Task item:
Everything from the top of the data below through the line with "A. occupations from" should be duplicated exactly, and nothing past it.

#####

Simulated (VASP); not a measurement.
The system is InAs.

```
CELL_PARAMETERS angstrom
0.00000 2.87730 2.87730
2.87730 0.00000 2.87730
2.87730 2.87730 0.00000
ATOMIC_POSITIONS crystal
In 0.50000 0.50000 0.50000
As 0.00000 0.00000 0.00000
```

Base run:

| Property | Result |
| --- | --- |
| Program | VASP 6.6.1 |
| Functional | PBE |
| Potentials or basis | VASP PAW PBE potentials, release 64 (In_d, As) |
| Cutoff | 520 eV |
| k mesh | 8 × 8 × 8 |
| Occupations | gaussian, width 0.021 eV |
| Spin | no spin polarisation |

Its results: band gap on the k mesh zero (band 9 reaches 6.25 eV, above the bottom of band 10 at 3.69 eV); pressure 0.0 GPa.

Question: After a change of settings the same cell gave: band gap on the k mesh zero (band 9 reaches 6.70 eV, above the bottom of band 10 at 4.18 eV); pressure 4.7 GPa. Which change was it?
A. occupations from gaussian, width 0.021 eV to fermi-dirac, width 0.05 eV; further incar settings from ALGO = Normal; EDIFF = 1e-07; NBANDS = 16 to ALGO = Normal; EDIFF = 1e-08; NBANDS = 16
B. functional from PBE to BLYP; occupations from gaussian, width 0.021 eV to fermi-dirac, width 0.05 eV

#####

Answer area:
Simulated (VASP); not a measurement.
The system is InAs.

```
CELL_PARAMETERS angstrom
0.00000 2.87730 2.87730
2.87730 0.00000 2.87730
2.87730 2.87730 0.00000
ATOMIC_POSITIONS crystal
In 0.50000 0.50000 0.50000
As 0.00000 0.00000 0.00000
```

Base run:

| Property | Result |
| --- | --- |
| Program | VASP 6.6.1 |
| Functional | PBE |
| Potentials or basis | VASP PAW PBE potentials, release 64 (In_d, As) |
| Cutoff | 520 eV |
| k mesh | 8 × 8 × 8 |
| Occupations | gaussian, width 0.021 eV |
| Spin | no spin polarisation |

Its results: band gap on the k mesh zero (band 9 reaches 6.25 eV, above the bottom of band 10 at 3.69 eV); pressure 0.0 GPa.

Question: After a change of settings the same cell gave: band gap on the k mesh zero (band 9 reaches 6.70 eV, above the bottom of band 10 at 4.18 eV); pressure 4.7 GPa. Which change was it?
A. occupations from gaussian, width 0.021 eV to fermi-dirac, width 0.05 eV; further incar settings from ALGO = Normal; EDIFF = 1e-07; NBANDS = 16 to ALGO = Normal; EDIFF = 1e-08; NBANDS = 16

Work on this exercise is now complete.